Exercise: What follows are records. Restate all of them word for word.

Extracted information:
_ _ _

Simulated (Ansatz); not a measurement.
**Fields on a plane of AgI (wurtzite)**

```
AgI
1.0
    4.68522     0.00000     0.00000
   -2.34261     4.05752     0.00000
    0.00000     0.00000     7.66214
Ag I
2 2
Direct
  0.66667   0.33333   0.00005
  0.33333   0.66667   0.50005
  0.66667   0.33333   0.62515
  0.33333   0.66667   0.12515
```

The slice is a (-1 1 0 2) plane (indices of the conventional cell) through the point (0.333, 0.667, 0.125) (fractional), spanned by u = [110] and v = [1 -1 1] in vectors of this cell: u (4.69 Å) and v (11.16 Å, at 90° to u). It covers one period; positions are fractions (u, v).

_ _ _

Task output:
Simulated (Ansatz); not a measurement.
**Fields on a plane of AgI (wurtzite)**

```
AgI
1.0
    4.68522     0.00000     0.00000
   -2.34261     4.05752     0.00000
    0.00000     0.00000     7.66214
Ag I
2 2
Direct
  0.66667   0.33333   0.00005
  0.33333   0.66667   0.50005
  0.66667   0.33333   0.62515
  0.33333   0.66667   0.12515
```

The slice is a (-1 1 0 2) plane (indices of the conventional cell) through the point (0.333, 0.667, 0.125) (fractional), spanned by u = [110] and v = [1 -1 1] in vectors of this cell: u (4.69 Å) and v (11.16 Å, at 90° to u). It covers one period; positions are fractions (u, v).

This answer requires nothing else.